→ **Input data**:
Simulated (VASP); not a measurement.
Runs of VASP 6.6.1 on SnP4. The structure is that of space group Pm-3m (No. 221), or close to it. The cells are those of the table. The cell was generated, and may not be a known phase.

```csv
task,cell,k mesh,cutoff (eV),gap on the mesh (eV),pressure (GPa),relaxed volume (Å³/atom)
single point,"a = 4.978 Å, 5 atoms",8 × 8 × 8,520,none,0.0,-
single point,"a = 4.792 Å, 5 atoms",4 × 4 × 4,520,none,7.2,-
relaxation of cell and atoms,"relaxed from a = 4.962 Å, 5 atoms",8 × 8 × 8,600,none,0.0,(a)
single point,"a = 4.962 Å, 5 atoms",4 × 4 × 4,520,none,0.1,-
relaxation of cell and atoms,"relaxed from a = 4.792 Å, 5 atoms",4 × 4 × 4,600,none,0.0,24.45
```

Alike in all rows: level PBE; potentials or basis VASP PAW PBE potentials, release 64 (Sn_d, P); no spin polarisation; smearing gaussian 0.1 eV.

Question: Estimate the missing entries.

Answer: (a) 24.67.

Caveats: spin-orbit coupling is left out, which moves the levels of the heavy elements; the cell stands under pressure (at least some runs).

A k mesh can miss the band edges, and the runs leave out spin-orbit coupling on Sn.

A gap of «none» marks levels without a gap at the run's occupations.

→ **Work request**:
Go to the line in the material above that contains "Answer: (a) 24.67." and copy exactly from there through the line that contains "A k mesh can", stopping after it.

→ **Exercise result**:
Answer: (a) 24.67.

Caveats: spin-orbit coupling is left out, which moves the levels of the heavy elements; the cell stands under pressure (at least some runs).

A k mesh can miss the band edges, and the runs leave out spin-orbit coupling on Sn.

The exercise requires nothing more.